Given information:
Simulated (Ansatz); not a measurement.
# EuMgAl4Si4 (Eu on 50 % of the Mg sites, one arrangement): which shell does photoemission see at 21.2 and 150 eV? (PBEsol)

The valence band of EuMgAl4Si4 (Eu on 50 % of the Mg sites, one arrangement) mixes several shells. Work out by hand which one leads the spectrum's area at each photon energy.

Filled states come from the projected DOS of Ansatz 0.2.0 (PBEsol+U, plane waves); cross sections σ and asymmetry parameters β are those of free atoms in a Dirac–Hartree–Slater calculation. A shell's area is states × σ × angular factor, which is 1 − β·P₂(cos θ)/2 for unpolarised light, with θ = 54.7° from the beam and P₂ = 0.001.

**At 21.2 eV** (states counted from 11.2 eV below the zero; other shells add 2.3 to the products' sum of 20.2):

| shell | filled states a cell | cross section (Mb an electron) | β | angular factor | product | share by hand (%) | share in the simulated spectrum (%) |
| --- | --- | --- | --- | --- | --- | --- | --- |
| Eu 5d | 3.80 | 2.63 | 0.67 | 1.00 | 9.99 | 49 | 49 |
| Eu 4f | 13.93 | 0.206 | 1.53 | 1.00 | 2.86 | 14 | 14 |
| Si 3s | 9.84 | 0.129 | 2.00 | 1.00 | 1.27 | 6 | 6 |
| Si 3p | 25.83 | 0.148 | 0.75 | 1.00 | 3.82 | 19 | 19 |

Assignment: Your answer should be the lines above, from the line containing "2.86 | 14 | 14 |" up to and including the line containing "1.27 | 6 | 6 |", reproduced exactly and with nothing else.

Exercise result:
| Eu 4f | 13.93 | 0.206 | 1.53 | 1.00 | 2.86 | 14 | 14 |
| Si 3s | 9.84 | 0.129 | 2.00 | 1.00 | 1.27 | 6 | 6 |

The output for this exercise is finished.